■ TASK ITEM: Every line from the top of the material through the line holding "elastic constants: relaxed" should be copied exactly, and only those lines.

(Beginning of MATERIAL SHOWN)
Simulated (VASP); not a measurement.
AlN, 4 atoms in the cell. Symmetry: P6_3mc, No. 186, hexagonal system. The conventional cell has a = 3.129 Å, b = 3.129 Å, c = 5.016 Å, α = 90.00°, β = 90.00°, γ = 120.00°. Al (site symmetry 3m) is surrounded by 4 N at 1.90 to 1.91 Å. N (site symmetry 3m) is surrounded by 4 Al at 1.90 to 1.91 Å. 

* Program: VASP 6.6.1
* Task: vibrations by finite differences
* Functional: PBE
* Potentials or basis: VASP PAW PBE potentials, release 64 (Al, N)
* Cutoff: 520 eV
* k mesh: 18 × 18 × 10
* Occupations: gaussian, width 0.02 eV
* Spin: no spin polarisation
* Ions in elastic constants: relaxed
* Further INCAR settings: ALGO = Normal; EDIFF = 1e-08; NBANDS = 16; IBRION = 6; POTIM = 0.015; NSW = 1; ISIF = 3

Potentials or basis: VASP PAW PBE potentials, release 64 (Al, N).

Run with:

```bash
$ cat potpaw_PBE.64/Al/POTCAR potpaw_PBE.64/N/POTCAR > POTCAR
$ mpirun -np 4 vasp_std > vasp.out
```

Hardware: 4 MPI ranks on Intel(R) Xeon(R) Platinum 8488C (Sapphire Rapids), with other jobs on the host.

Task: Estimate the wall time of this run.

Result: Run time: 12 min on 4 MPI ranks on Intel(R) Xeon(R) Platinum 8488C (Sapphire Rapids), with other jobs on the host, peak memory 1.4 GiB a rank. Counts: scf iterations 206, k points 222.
(End of MATERIAL SHOWN)

■ EXERCISE OUTPUT:
Simulated (VASP); not a measurement.
AlN, 4 atoms in the cell. Symmetry: P6_3mc, No. 186, hexagonal system. The conventional cell has a = 3.129 Å, b = 3.129 Å, c = 5.016 Å, α = 90.00°, β = 90.00°, γ = 120.00°. Al (site symmetry 3m) is surrounded by 4 N at 1.90 to 1.91 Å. N (site symmetry 3m) is surrounded by 4 Al at 1.90 to 1.91 Å. 

* Program: VASP 6.6.1
* Task: vibrations by finite differences
* Functional: PBE
* Potentials or basis: VASP PAW PBE potentials, release 64 (Al, N)
* Cutoff: 520 eV
* k mesh: 18 × 18 × 10
* Occupations: gaussian, width 0.02 eV
* Spin: no spin polarisation
* Ions in elastic constants: relaxed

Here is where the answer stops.